◆ **Records shown**:
------------------------------------------------------------------------

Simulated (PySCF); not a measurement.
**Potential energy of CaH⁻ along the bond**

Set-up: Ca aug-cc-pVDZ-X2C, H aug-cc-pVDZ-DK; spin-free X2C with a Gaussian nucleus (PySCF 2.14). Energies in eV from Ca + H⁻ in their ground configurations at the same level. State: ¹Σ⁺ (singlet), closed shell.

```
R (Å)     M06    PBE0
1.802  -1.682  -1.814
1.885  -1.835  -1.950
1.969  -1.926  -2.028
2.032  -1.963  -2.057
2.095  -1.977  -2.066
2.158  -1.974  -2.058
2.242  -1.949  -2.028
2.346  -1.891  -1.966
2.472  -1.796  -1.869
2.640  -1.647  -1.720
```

------------------------------------------------------------------------

◆ **Work instruction**:
Your answer must be the full listing above, reproduced exactly.

◆ **Exercise response**:
Simulated (PySCF); not a measurement.
**Potential energy of CaH⁻ along the bond**

Set-up: Ca aug-cc-pVDZ-X2C, H aug-cc-pVDZ-DK; spin-free X2C with a Gaussian nucleus (PySCF 2.14). Energies in eV from Ca + H⁻ in their ground configurations at the same level. State: ¹Σ⁺ (singlet), closed shell.

```
R (Å)     M06    PBE0
1.802  -1.682  -1.814
1.885  -1.835  -1.950
1.969  -1.926  -2.028
2.032  -1.963  -2.057
2.095  -1.977  -2.066
2.158  -1.974  -2.058
2.242  -1.949  -2.028
2.346  -1.891  -1.966
2.472  -1.796  -1.869
2.640  -1.647  -1.720
```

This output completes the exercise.